LISTED ENTRIES:
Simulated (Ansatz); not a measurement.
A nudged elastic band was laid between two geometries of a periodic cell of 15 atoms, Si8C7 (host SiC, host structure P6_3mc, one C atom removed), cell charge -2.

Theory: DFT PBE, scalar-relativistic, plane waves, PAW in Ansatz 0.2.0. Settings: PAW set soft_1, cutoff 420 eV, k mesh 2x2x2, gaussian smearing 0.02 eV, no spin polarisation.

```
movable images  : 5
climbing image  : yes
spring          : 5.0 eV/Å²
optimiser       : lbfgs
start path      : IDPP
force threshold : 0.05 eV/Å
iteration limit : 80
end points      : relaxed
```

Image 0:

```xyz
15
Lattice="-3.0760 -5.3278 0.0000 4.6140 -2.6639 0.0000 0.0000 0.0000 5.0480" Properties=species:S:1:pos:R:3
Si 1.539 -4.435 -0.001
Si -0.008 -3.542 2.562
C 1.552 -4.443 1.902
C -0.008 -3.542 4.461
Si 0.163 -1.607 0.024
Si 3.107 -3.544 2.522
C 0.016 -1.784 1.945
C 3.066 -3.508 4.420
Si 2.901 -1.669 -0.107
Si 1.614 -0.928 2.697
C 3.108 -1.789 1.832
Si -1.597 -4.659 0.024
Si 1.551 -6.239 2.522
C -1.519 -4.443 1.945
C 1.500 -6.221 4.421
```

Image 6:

ASSIGNED TASK: Up to and including the line with "A nudged elastic", repeat the data exactly, starting from its first line; nothing else belongs in the response.

RESPONSE:
Simulated (Ansatz); not a measurement.
A nudged elastic band was laid between two geometries of a periodic cell of 15 atoms, Si8C7 (host SiC, host structure P6_3mc, one C atom removed), cell charge -2.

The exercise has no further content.